'''

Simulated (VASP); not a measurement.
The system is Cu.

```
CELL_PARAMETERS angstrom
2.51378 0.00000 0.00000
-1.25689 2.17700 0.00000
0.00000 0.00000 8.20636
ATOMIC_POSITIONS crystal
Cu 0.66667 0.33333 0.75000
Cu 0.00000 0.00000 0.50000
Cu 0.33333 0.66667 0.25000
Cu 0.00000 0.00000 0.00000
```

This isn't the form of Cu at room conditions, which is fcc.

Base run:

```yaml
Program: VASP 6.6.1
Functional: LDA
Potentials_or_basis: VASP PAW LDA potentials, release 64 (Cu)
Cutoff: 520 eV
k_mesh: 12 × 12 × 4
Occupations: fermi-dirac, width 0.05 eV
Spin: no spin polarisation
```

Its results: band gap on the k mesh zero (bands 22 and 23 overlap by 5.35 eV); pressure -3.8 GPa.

'''

> Activity: Copy out the full material exactly as it appears.

> Response area:
Simulated (VASP); not a measurement.
The system is Cu.

```
CELL_PARAMETERS angstrom
2.51378 0.00000 0.00000
-1.25689 2.17700 0.00000
0.00000 0.00000 8.20636
ATOMIC_POSITIONS crystal
Cu 0.66667 0.33333 0.75000
Cu 0.00000 0.00000 0.50000
Cu 0.33333 0.66667 0.25000
Cu 0.00000 0.00000 0.00000
```

This isn't the form of Cu at room conditions, which is fcc.

Base run:

```yaml
Program: VASP 6.6.1
Functional: LDA
Potentials_or_basis: VASP PAW LDA potentials, release 64 (Cu)
Cutoff: 520 eV
k_mesh: 12 × 12 × 4
Occupations: fermi-dirac, width 0.05 eV
Spin: no spin polarisation
```

Its results: band gap on the k mesh zero (bands 22 and 23 overlap by 5.35 eV); pressure -3.8 GPa.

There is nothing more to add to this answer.